# WORK REQUEST:
Among the entries that follow, the required portion opens with the line containing "(3) What forces" and closes with the line containing "The highest of". Give that portion again exactly, and nothing else.

# PROVIDED INFORMATION:

──────────────────────────────

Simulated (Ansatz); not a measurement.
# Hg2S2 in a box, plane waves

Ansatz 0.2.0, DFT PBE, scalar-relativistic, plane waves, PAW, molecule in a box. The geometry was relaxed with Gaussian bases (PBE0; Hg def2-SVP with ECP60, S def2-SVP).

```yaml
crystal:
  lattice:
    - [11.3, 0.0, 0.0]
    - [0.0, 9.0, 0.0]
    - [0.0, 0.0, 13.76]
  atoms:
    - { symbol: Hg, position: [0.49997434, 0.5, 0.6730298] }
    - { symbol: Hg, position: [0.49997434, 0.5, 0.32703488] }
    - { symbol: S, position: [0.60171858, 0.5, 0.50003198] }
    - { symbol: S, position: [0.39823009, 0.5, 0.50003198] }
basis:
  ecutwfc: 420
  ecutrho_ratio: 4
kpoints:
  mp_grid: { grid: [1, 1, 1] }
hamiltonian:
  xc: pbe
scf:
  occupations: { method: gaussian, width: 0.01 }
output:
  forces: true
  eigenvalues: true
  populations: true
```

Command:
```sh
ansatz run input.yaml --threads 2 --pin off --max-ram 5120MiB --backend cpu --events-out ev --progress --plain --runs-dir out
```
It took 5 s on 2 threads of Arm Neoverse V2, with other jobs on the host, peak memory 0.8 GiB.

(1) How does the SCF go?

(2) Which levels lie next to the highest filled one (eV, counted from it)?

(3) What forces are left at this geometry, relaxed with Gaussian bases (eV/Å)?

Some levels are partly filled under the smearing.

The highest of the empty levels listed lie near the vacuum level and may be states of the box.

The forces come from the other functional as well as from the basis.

──────────────────────────────

# TASK SOLUTION:
(3) What forces are left at this geometry, relaxed with Gaussian bases (eV/Å)?

Some levels are partly filled under the smearing.

The highest of the empty levels listed lie near the vacuum level and may be states of the box.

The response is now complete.